DATA FOR REVIEW =
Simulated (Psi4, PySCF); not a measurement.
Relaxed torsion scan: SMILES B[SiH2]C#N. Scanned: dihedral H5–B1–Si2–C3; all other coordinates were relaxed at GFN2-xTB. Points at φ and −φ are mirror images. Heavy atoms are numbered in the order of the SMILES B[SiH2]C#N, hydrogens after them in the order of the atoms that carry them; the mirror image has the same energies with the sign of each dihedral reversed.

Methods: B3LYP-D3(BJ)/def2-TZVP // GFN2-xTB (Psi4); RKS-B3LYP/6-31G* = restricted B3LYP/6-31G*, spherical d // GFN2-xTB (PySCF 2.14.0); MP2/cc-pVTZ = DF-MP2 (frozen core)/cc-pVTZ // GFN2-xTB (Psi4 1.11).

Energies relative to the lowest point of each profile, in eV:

EXERCISE = The entire listing is to be reproduced without alteration.

TASK SOLUTION =
Simulated (Psi4, PySCF); not a measurement.
Relaxed torsion scan: SMILES B[SiH2]C#N. Scanned: dihedral H5–B1–Si2–C3; all other coordinates were relaxed at GFN2-xTB. Points at φ and −φ are mirror images. Heavy atoms are numbered in the order of the SMILES B[SiH2]C#N, hydrogens after them in the order of the atoms that carry them; the mirror image has the same energies with the sign of each dihedral reversed.

Methods: B3LYP-D3(BJ)/def2-TZVP // GFN2-xTB (Psi4); RKS-B3LYP/6-31G* = restricted B3LYP/6-31G*, spherical d // GFN2-xTB (PySCF 2.14.0); MP2/cc-pVTZ = DF-MP2 (frozen core)/cc-pVTZ // GFN2-xTB (Psi4 1.11).

Energies relative to the lowest point of each profile, in eV:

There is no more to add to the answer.